> Extracted information:
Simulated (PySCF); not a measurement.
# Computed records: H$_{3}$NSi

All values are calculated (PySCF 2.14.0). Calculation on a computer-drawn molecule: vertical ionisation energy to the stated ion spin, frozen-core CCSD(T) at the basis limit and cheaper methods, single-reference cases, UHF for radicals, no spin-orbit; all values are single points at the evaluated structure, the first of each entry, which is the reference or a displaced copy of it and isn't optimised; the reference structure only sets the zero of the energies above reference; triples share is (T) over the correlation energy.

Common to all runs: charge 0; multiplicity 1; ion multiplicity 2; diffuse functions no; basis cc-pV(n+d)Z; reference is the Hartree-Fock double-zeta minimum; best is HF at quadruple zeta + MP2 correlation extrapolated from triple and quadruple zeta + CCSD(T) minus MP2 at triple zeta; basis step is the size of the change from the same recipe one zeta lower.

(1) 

> Action item: Return the complete material exactly as it reads.

> Written response:
Simulated (PySCF); not a measurement.
# Computed records: H$_{3}$NSi

All values are calculated (PySCF 2.14.0). Calculation on a computer-drawn molecule: vertical ionisation energy to the stated ion spin, frozen-core CCSD(T) at the basis limit and cheaper methods, single-reference cases, UHF for radicals, no spin-orbit; all values are single points at the evaluated structure, the first of each entry, which is the reference or a displaced copy of it and isn't optimised; the reference structure only sets the zero of the energies above reference; triples share is (T) over the correlation energy.

Common to all runs: charge 0; multiplicity 1; ion multiplicity 2; diffuse functions no; basis cc-pV(n+d)Z; reference is the Hartree-Fock double-zeta minimum; best is HF at quadruple zeta + MP2 correlation extrapolated from triple and quadruple zeta + CCSD(T) minus MP2 at triple zeta; basis step is the size of the change from the same recipe one zeta lower.

(1) 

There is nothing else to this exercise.